- **Entries provided**
┌──

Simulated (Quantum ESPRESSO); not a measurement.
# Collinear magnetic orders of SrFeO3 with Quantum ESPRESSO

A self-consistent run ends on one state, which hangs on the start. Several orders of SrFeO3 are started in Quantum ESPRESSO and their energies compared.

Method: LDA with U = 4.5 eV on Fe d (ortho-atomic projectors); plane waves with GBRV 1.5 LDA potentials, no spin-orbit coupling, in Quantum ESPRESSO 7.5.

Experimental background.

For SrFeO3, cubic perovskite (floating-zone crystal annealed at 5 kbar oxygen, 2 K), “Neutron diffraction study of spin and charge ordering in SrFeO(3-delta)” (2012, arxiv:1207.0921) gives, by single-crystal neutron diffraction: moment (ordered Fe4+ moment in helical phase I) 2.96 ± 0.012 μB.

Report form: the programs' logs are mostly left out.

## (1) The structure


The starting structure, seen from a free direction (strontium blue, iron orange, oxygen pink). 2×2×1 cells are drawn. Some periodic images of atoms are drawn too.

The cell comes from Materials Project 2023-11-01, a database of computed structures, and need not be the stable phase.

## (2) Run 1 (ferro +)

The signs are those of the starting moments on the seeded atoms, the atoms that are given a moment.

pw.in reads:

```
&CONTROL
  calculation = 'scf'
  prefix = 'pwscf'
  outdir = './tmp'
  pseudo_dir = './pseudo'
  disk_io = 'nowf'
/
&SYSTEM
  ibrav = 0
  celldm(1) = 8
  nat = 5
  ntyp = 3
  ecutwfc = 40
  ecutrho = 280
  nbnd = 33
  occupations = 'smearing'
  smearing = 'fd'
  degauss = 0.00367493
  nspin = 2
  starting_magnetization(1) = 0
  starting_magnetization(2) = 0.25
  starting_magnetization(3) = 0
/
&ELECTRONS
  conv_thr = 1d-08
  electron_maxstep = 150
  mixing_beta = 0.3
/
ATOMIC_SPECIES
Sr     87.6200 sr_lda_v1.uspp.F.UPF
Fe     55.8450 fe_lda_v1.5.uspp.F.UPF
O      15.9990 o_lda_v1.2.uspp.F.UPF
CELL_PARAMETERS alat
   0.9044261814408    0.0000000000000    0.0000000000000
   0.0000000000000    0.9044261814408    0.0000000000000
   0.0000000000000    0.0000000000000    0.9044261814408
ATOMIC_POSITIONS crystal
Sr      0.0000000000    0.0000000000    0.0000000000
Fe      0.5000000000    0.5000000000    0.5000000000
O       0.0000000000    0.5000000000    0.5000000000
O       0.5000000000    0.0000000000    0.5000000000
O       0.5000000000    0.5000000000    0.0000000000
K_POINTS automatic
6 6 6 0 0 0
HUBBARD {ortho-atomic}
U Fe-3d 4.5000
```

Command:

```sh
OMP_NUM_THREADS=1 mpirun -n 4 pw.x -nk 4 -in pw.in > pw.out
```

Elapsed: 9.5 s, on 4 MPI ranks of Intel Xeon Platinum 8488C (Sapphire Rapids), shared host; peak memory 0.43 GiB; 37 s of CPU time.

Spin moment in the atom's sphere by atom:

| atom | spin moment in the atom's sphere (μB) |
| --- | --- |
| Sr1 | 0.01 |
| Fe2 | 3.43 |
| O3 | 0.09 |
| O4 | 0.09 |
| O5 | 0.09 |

└──

- **Activity**
Your task is to set down only the lines that run from the opening of the listing to the line with "## (1) The structure", both ends included, each unchanged.

- **Task solution**
Simulated (Quantum ESPRESSO); not a measurement.
# Collinear magnetic orders of SrFeO3 with Quantum ESPRESSO

A self-consistent run ends on one state, which hangs on the start. Several orders of SrFeO3 are started in Quantum ESPRESSO and their energies compared.

Method: LDA with U = 4.5 eV on Fe d (ortho-atomic projectors); plane waves with GBRV 1.5 LDA potentials, no spin-orbit coupling, in Quantum ESPRESSO 7.5.

Experimental background.

For SrFeO3, cubic perovskite (floating-zone crystal annealed at 5 kbar oxygen, 2 K), “Neutron diffraction study of spin and charge ordering in SrFeO(3-delta)” (2012, arxiv:1207.0921) gives, by single-crystal neutron diffraction: moment (ordered Fe4+ moment in helical phase I) 2.96 ± 0.012 μB.

Report form: the programs' logs are mostly left out.

## (1) The structure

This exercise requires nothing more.